- Entries supplied -
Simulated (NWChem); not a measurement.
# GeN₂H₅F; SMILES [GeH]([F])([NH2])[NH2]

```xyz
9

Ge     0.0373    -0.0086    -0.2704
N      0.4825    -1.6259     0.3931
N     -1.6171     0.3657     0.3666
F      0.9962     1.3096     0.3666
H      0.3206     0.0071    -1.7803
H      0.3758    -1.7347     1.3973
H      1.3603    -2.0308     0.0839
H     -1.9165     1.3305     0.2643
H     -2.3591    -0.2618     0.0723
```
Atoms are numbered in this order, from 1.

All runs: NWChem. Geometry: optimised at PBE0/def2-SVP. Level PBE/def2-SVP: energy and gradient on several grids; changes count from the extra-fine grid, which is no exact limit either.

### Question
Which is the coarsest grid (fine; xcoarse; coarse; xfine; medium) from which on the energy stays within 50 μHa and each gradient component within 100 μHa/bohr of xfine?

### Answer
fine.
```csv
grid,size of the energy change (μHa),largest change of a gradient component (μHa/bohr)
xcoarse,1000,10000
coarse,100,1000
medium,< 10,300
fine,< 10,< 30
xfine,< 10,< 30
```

- Required action -
Nothing beyond the line that contains "### Question" belongs in the answer; reproduce the entries exactly from their first line through it.

- Response area -
Simulated (NWChem); not a measurement.
# GeN₂H₅F; SMILES [GeH]([F])([NH2])[NH2]

```xyz
9

Ge     0.0373    -0.0086    -0.2704
N      0.4825    -1.6259     0.3931
N     -1.6171     0.3657     0.3666
F      0.9962     1.3096     0.3666
H      0.3206     0.0071    -1.7803
H      0.3758    -1.7347     1.3973
H      1.3603    -2.0308     0.0839
H     -1.9165     1.3305     0.2643
H     -2.3591    -0.2618     0.0723
```
Atoms are numbered in this order, from 1.

All runs: NWChem. Geometry: optimised at PBE0/def2-SVP. Level PBE/def2-SVP: energy and gradient on several grids; changes count from the extra-fine grid, which is no exact limit either.

### Question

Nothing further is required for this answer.